▶ **Assignment**: Could you write out each entry exactly as it reads?

++++
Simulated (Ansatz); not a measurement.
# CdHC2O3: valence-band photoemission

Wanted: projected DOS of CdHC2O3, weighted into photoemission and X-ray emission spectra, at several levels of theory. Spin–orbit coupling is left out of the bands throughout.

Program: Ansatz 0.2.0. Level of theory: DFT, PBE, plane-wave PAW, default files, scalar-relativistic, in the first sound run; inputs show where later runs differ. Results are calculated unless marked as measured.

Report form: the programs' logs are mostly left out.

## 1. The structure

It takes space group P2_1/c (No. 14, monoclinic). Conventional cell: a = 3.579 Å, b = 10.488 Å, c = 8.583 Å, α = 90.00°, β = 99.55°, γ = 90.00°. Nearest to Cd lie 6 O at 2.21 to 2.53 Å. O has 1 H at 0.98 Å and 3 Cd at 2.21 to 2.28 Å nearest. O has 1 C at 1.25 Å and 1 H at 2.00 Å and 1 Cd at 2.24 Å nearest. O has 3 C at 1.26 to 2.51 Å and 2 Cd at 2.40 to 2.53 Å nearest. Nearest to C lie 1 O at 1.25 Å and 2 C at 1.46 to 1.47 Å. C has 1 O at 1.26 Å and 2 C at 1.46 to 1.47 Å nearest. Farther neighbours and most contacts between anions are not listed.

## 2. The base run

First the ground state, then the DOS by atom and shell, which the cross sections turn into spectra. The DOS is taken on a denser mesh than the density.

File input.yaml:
++++

▶ **Exercise result**:
Simulated (Ansatz); not a measurement.
# CdHC2O3: valence-band photoemission

Wanted: projected DOS of CdHC2O3, weighted into photoemission and X-ray emission spectra, at several levels of theory. Spin–orbit coupling is left out of the bands throughout.

Program: Ansatz 0.2.0. Level of theory: DFT, PBE, plane-wave PAW, default files, scalar-relativistic, in the first sound run; inputs show where later runs differ. Results are calculated unless marked as measured.

Report form: the programs' logs are mostly left out.

## 1. The structure

It takes space group P2_1/c (No. 14, monoclinic). Conventional cell: a = 3.579 Å, b = 10.488 Å, c = 8.583 Å, α = 90.00°, β = 99.55°, γ = 90.00°. Nearest to Cd lie 6 O at 2.21 to 2.53 Å. O has 1 H at 0.98 Å and 3 Cd at 2.21 to 2.28 Å nearest. O has 1 C at 1.25 Å and 1 H at 2.00 Å and 1 Cd at 2.24 Å nearest. O has 3 C at 1.26 to 2.51 Å and 2 Cd at 2.40 to 2.53 Å nearest. Nearest to C lie 1 O at 1.25 Å and 2 C at 1.46 to 1.47 Å. C has 1 O at 1.26 Å and 2 C at 1.46 to 1.47 Å nearest. Farther neighbours and most contacts between anions are not listed.

## 2. The base run

First the ground state, then the DOS by atom and shell, which the cross sections turn into spectra. The DOS is taken on a denser mesh than the density.

File input.yaml:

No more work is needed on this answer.